=== Begin Enclosure ===

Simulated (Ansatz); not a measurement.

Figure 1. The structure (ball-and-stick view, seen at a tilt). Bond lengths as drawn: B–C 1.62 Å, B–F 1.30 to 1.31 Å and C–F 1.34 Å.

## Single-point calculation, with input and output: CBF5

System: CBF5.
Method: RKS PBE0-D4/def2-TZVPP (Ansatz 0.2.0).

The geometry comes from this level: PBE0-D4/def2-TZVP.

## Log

=== End Enclosure ===

ACTIVITY: Would you please transcribe the lines above exactly, starting with the first line of the material and ending with the line that has "The geometry comes"?

PROBLEM SOLUTION:
Simulated (Ansatz); not a measurement.

Figure 1. The structure (ball-and-stick view, seen at a tilt). Bond lengths as drawn: B–C 1.62 Å, B–F 1.30 to 1.31 Å and C–F 1.34 Å.

## Single-point calculation, with input and output: CBF5

System: CBF5.
Method: RKS PBE0-D4/def2-TZVPP (Ansatz 0.2.0).

The geometry comes from this level: PBE0-D4/def2-TZVP.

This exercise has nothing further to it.